*** Opening Records shown ***

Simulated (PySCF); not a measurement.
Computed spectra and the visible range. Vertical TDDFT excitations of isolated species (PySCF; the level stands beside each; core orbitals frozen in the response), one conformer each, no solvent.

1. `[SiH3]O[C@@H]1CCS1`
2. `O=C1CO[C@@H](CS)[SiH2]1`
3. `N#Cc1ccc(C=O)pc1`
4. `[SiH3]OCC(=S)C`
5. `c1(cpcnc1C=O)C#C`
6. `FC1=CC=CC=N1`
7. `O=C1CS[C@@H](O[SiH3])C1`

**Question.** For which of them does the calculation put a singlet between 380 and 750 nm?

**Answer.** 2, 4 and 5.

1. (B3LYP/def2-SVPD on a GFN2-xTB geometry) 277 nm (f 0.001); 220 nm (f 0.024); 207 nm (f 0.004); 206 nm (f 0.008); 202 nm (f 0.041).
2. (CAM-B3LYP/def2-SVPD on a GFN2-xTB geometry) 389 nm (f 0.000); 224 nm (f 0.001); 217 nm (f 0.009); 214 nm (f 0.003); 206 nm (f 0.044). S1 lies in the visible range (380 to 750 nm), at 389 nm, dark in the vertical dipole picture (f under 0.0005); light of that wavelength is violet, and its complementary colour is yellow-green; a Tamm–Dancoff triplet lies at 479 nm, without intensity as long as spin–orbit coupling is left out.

*** Closing Records shown ***

- Work task: Take the lines from the first line of the records through the line holding "1. (B3LYP/def2-SVPD on", both included, and please reproduce them exactly with nothing added.

- Answer box:
Simulated (PySCF); not a measurement.
Computed spectra and the visible range. Vertical TDDFT excitations of isolated species (PySCF; the level stands beside each; core orbitals frozen in the response), one conformer each, no solvent.

1. `[SiH3]O[C@@H]1CCS1`
2. `O=C1CO[C@@H](CS)[SiH2]1`
3. `N#Cc1ccc(C=O)pc1`
4. `[SiH3]OCC(=S)C`
5. `c1(cpcnc1C=O)C#C`
6. `FC1=CC=CC=N1`
7. `O=C1CS[C@@H](O[SiH3])C1`

**Question.** For which of them does the calculation put a singlet between 380 and 750 nm?

**Answer.** 2, 4 and 5.

1. (B3LYP/def2-SVPD on a GFN2-xTB geometry) 277 nm (f 0.001); 220 nm (f 0.024); 207 nm (f 0.004); 206 nm (f 0.008); 202 nm (f 0.041).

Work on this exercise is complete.